WORK TASK: Your task is to write out exactly the lines of the listing below, from the first down to the line that holds "-0.12 | 219.81 |".

-.-.-

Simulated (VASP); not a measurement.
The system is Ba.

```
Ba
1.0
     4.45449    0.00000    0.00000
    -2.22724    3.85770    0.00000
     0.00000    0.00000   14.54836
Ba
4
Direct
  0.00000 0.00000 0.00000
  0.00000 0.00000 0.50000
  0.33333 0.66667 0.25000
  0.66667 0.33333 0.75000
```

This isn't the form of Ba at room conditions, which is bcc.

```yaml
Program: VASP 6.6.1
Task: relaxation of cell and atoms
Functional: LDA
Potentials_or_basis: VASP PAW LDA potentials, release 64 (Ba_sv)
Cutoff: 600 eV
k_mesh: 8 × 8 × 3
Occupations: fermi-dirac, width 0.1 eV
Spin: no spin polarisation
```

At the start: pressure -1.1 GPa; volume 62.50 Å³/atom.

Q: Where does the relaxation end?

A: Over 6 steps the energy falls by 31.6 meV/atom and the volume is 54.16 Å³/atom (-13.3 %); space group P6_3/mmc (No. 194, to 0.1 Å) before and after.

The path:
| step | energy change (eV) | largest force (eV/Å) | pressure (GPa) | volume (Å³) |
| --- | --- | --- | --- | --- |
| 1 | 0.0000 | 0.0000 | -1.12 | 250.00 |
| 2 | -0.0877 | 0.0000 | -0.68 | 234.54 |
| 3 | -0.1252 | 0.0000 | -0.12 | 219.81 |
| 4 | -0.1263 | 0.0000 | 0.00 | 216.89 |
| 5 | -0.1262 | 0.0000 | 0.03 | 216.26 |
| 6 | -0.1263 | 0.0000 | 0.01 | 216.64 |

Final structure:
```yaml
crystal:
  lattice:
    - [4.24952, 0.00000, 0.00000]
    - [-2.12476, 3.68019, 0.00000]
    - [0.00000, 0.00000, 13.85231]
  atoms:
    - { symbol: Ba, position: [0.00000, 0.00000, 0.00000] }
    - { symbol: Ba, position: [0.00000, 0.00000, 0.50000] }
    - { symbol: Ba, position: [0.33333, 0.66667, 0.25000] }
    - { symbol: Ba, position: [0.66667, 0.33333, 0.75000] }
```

-.-.-

EXERCISE OUTPUT:
Simulated (VASP); not a measurement.
The system is Ba.

```
Ba
1.0
     4.45449    0.00000    0.00000
    -2.22724    3.85770    0.00000
     0.00000    0.00000   14.54836
Ba
4
Direct
  0.00000 0.00000 0.00000
  0.00000 0.00000 0.50000
  0.33333 0.66667 0.25000
  0.66667 0.33333 0.75000
```

This isn't the form of Ba at room conditions, which is bcc.

```yaml
Program: VASP 6.6.1
Task: relaxation of cell and atoms
Functional: LDA
Potentials_or_basis: VASP PAW LDA potentials, release 64 (Ba_sv)
Cutoff: 600 eV
k_mesh: 8 × 8 × 3
Occupations: fermi-dirac, width 0.1 eV
Spin: no spin polarisation
```

At the start: pressure -1.1 GPa; volume 62.50 Å³/atom.

Q: Where does the relaxation end?

A: Over 6 steps the energy falls by 31.6 meV/atom and the volume is 54.16 Å³/atom (-13.3 %); space group P6_3/mmc (No. 194, to 0.1 Å) before and after.

The path:
| step | energy change (eV) | largest force (eV/Å) | pressure (GPa) | volume (Å³) |
| --- | --- | --- | --- | --- |
| 1 | 0.0000 | 0.0000 | -1.12 | 250.00 |
| 2 | -0.0877 | 0.0000 | -0.68 | 234.54 |
| 3 | -0.1252 | 0.0000 | -0.12 | 219.81 |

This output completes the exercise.